REQUIREMENT:
The expected answer is the set of lines in the data below between the line holding "Potentials or basis: VASP" and the line holding "Question: Estimate the band", inclusive, written out exactly.

DATASET EXCERPTS:
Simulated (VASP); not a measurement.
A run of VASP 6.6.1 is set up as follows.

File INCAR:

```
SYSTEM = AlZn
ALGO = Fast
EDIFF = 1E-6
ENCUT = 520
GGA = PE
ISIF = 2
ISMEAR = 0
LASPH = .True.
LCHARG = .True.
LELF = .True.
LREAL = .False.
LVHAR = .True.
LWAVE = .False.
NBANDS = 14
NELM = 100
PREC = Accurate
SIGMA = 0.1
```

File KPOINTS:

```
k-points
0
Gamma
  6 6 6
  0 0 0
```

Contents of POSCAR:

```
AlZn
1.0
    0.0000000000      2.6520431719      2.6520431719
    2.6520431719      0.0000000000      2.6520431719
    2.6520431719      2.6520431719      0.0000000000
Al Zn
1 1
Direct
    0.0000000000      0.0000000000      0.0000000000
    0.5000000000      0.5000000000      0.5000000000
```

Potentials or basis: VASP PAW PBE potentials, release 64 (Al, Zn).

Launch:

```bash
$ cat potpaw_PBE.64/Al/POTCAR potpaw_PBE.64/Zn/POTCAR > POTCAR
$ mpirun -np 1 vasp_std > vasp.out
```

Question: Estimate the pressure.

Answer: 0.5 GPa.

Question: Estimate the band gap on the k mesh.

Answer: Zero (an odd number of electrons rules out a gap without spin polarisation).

YOUR RESPONSE:
Potentials or basis: VASP PAW PBE potentials, release 64 (Al, Zn).

Launch:

```bash
$ cat potpaw_PBE.64/Al/POTCAR potpaw_PBE.64/Zn/POTCAR > POTCAR
$ mpirun -np 1 vasp_std > vasp.out
```

Question: Estimate the pressure.

Answer: 0.5 GPa.

Question: Estimate the band gap on the k mesh.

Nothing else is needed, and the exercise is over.